-------- DATA FOR ANALYSIS
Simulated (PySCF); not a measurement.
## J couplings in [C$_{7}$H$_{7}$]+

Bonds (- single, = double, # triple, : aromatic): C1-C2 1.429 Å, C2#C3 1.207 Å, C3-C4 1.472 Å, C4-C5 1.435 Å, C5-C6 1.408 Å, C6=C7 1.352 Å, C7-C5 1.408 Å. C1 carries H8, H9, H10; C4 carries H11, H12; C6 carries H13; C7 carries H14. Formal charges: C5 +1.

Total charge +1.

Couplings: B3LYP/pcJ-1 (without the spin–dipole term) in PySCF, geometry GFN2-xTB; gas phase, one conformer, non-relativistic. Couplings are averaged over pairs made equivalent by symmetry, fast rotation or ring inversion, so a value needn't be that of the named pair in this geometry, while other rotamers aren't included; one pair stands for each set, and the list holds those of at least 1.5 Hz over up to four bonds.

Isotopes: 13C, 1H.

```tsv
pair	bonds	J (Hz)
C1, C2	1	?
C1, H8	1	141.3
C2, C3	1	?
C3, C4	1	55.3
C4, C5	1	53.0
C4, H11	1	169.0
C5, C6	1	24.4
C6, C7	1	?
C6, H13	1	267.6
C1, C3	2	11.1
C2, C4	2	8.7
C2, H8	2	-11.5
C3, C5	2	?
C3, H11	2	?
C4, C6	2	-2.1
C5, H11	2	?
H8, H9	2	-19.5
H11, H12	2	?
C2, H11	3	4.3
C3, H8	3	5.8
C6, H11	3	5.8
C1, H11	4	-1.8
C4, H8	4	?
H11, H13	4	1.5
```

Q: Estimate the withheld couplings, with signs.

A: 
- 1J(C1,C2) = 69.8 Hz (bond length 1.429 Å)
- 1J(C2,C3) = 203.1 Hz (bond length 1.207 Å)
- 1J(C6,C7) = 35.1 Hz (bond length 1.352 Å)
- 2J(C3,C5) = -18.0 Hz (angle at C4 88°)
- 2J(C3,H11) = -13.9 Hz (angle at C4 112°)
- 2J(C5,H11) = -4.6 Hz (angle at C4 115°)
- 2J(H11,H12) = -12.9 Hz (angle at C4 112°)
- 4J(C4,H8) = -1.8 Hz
----------------

### BRIEF:
Restate the listing exactly, starting at its first line and ending at the line where "- 2J(H11,H12) = -12.9 Hz (angle at C4 112°)" occurs; include both and no other lines.

### TASK RESPONSE:
Simulated (PySCF); not a measurement.
## J couplings in [C$_{7}$H$_{7}$]+

Bonds (- single, = double, # triple, : aromatic): C1-C2 1.429 Å, C2#C3 1.207 Å, C3-C4 1.472 Å, C4-C5 1.435 Å, C5-C6 1.408 Å, C6=C7 1.352 Å, C7-C5 1.408 Å. C1 carries H8, H9, H10; C4 carries H11, H12; C6 carries H13; C7 carries H14. Formal charges: C5 +1.

Total charge +1.

Couplings: B3LYP/pcJ-1 (without the spin–dipole term) in PySCF, geometry GFN2-xTB; gas phase, one conformer, non-relativistic. Couplings are averaged over pairs made equivalent by symmetry, fast rotation or ring inversion, so a value needn't be that of the named pair in this geometry, while other rotamers aren't included; one pair stands for each set, and the list holds those of at least 1.5 Hz over up to four bonds.

Isotopes: 13C, 1H.

```tsv
pair	bonds	J (Hz)
C1, C2	1	?
C1, H8	1	141.3
C2, C3	1	?
C3, C4	1	55.3
C4, C5	1	53.0
C4, H11	1	169.0
C5, C6	1	24.4
C6, C7	1	?
C6, H13	1	267.6
C1, C3	2	11.1
C2, C4	2	8.7
C2, H8	2	-11.5
C3, C5	2	?
C3, H11	2	?
C4, C6	2	-2.1
C5, H11	2	?
H8, H9	2	-19.5
H11, H12	2	?
C2, H11	3	4.3
C3, H8	3	5.8
C6, H11	3	5.8
C1, H11	4	-1.8
C4, H8	4	?
H11, H13	4	1.5
```

Q: Estimate the withheld couplings, with signs.

A: 
- 1J(C1,C2) = 69.8 Hz (bond length 1.429 Å)
- 1J(C2,C3) = 203.1 Hz (bond length 1.207 Å)
- 1J(C6,C7) = 35.1 Hz (bond length 1.352 Å)
- 2J(C3,C5) = -18.0 Hz (angle at C4 88°)
- 2J(C3,H11) = -13.9 Hz (angle at C4 112°)
- 2J(C5,H11) = -4.6 Hz (angle at C4 115°)
- 2J(H11,H12) = -12.9 Hz (angle at C4 112°)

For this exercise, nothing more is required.